┏━━
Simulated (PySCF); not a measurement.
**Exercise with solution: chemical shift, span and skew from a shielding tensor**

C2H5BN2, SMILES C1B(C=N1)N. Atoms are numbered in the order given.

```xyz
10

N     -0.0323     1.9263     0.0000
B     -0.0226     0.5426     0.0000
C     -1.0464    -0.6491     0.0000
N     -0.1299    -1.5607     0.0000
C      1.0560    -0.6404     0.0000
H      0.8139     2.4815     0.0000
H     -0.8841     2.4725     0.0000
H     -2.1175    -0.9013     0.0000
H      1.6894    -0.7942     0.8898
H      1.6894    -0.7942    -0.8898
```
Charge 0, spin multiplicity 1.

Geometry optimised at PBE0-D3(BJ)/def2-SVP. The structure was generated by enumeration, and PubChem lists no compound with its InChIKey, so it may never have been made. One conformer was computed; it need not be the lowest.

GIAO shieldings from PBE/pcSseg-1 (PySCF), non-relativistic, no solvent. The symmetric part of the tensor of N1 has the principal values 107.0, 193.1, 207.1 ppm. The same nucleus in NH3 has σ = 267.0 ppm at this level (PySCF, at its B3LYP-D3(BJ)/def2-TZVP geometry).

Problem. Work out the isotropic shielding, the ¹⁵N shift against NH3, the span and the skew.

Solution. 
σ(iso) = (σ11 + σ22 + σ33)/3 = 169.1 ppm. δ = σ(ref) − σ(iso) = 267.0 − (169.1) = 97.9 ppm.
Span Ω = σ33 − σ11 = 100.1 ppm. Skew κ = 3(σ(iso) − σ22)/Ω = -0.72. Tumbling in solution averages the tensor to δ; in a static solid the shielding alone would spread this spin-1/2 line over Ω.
┗━━

● Assignment: Reproduce the entries above exactly, starting at their first line and finishing with the line that contains "Geometry optimised at".

● Task answer:
Simulated (PySCF); not a measurement.
**Exercise with solution: chemical shift, span and skew from a shielding tensor**

C2H5BN2, SMILES C1B(C=N1)N. Atoms are numbered in the order given.

```xyz
10

N     -0.0323     1.9263     0.0000
B     -0.0226     0.5426     0.0000
C     -1.0464    -0.6491     0.0000
N     -0.1299    -1.5607     0.0000
C      1.0560    -0.6404     0.0000
H      0.8139     2.4815     0.0000
H     -0.8841     2.4725     0.0000
H     -2.1175    -0.9013     0.0000
H      1.6894    -0.7942     0.8898
H      1.6894    -0.7942    -0.8898
```
Charge 0, spin multiplicity 1.

Geometry optimised at PBE0-D3(BJ)/def2-SVP. The structure was generated by enumeration, and PubChem lists no compound with its InChIKey, so it may never have been made. One conformer was computed; it need not be the lowest.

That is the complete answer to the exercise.